- _WORK REQUEST_
Write out the entries once more, exactly as they appear.

▼▼▼

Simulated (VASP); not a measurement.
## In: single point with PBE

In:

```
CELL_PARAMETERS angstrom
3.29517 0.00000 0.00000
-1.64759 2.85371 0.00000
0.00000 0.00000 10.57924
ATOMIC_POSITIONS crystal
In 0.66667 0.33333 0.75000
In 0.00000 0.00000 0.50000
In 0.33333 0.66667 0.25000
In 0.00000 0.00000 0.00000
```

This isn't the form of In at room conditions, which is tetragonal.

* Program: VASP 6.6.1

▲▲▲

- _EXERCISE RESPONSE_
Simulated (VASP); not a measurement.
## In: single point with PBE

In:

```
CELL_PARAMETERS angstrom
3.29517 0.00000 0.00000
-1.64759 2.85371 0.00000
0.00000 0.00000 10.57924
ATOMIC_POSITIONS crystal
In 0.66667 0.33333 0.75000
In 0.00000 0.00000 0.50000
In 0.33333 0.66667 0.25000
In 0.00000 0.00000 0.00000
```

This isn't the form of In at room conditions, which is tetragonal.

* Program: VASP 6.6.1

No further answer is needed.